+++ Provided information
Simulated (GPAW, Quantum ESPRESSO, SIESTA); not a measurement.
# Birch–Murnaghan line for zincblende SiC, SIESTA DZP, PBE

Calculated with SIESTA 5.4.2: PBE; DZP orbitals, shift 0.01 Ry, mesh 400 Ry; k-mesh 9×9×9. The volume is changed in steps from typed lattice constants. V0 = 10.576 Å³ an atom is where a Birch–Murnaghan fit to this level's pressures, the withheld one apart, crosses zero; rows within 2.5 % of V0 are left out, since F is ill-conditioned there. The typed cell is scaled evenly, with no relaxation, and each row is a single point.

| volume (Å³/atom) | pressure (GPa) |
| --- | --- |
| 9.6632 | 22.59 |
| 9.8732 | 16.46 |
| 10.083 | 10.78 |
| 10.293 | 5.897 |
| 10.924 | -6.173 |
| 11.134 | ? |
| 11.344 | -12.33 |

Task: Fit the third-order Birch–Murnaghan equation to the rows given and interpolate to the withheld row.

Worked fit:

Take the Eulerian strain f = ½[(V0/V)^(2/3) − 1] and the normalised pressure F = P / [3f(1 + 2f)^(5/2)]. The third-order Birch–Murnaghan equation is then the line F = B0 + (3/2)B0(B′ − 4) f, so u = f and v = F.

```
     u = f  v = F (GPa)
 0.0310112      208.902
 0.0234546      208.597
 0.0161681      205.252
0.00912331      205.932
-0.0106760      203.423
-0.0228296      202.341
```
++++++

Nothing in the data may be omitted; transcribe it exactly.

Simulated (GPAW, Quantum ESPRESSO, SIESTA); not a measurement.
# Birch–Murnaghan line for zincblende SiC, SIESTA DZP, PBE

Calculated with SIESTA 5.4.2: PBE; DZP orbitals, shift 0.01 Ry, mesh 400 Ry; k-mesh 9×9×9. The volume is changed in steps from typed lattice constants. V0 = 10.576 Å³ an atom is where a Birch–Murnaghan fit to this level's pressures, the withheld one apart, crosses zero; rows within 2.5 % of V0 are left out, since F is ill-conditioned there. The typed cell is scaled evenly, with no relaxation, and each row is a single point.

| volume (Å³/atom) | pressure (GPa) |
| --- | --- |
| 9.6632 | 22.59 |
| 9.8732 | 16.46 |
| 10.083 | 10.78 |
| 10.293 | 5.897 |
| 10.924 | -6.173 |
| 11.134 | ? |
| 11.344 | -12.33 |

Task: Fit the third-order Birch–Murnaghan equation to the rows given and interpolate to the withheld row.

Worked fit:

Take the Eulerian strain f = ½[(V0/V)^(2/3) − 1] and the normalised pressure F = P / [3f(1 + 2f)^(5/2)]. The third-order Birch–Murnaghan equation is then the line F = B0 + (3/2)B0(B′ − 4) f, so u = f and v = F.

```
     u = f  v = F (GPa)
 0.0310112      208.902
 0.0234546      208.597
 0.0161681      205.252
0.00912331      205.932
-0.0106760      203.423
-0.0228296      202.341
```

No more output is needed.